Reproduce the listing below word for word.

*** Opening The data ***
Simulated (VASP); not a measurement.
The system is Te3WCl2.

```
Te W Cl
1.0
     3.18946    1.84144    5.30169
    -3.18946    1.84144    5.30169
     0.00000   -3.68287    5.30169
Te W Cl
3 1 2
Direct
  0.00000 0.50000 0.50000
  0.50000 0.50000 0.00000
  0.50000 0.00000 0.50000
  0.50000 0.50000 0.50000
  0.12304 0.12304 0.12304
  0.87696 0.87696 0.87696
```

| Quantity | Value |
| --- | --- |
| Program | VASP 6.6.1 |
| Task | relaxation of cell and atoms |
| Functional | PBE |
*** Closing The data ***

Answer area -
Simulated (VASP); not a measurement.
The system is Te3WCl2.

```
Te W Cl
1.0
     3.18946    1.84144    5.30169
    -3.18946    1.84144    5.30169
     0.00000   -3.68287    5.30169
Te W Cl
3 1 2
Direct
  0.00000 0.50000 0.50000
  0.50000 0.50000 0.00000
  0.50000 0.00000 0.50000
  0.50000 0.50000 0.50000
  0.12304 0.12304 0.12304
  0.87696 0.87696 0.87696
```

| Quantity | Value |
| --- | --- |
| Program | VASP 6.6.1 |
| Task | relaxation of cell and atoms |
| Functional | PBE |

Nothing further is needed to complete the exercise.